- **EXTRACTED ENTRIES**
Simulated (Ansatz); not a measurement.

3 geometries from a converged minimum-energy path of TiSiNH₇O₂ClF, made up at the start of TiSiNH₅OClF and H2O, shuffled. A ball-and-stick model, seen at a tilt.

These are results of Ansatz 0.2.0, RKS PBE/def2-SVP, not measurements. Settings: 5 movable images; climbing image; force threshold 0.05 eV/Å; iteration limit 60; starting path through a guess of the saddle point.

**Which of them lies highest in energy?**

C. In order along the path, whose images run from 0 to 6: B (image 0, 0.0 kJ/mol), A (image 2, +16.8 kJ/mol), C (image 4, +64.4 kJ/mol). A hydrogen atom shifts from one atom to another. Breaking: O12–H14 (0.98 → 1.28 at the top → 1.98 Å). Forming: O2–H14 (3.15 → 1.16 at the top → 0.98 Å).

- **EXERCISE**
All lines above between those holding "3 geometries from" and "highest in energy?**", inclusive, must be set down unchanged, and no other line may be included.

- **ANSWER AREA**
3 geometries from a converged minimum-energy path of TiSiNH₇O₂ClF, made up at the start of TiSiNH₅OClF and H2O, shuffled. A ball-and-stick model, seen at a tilt.

These are results of Ansatz 0.2.0, RKS PBE/def2-SVP, not measurements. Settings: 5 movable images; climbing image; force threshold 0.05 eV/Å; iteration limit 60; starting path through a guess of the saddle point.

**Which of them lies highest in energy?**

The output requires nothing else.